◆ Stored data ◆
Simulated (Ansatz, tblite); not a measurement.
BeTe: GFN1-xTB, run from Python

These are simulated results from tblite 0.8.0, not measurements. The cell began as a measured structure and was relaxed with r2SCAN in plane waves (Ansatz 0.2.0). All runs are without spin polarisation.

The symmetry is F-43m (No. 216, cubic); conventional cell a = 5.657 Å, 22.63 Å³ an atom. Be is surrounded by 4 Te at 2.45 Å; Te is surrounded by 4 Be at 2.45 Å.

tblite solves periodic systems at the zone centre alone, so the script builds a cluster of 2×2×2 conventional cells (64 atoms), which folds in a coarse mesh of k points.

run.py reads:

◆ Required action ◆
Search the listing above for the lines with "BeTe: GFN1-xTB, run from Python" and "tblite solves periodic", then output those lines and all lines between them exactly.

◆ Task output ◆
BeTe: GFN1-xTB, run from Python

These are simulated results from tblite 0.8.0, not measurements. The cell began as a measured structure and was relaxed with r2SCAN in plane waves (Ansatz 0.2.0). All runs are without spin polarisation.

The symmetry is F-43m (No. 216, cubic); conventional cell a = 5.657 Å, 22.63 Å³ an atom. Be is surrounded by 4 Te at 2.45 Å; Te is surrounded by 4 Be at 2.45 Å.

tblite solves periodic systems at the zone centre alone, so the script builds a cluster of 2×2×2 conventional cells (64 atoms), which folds in a coarse mesh of k points.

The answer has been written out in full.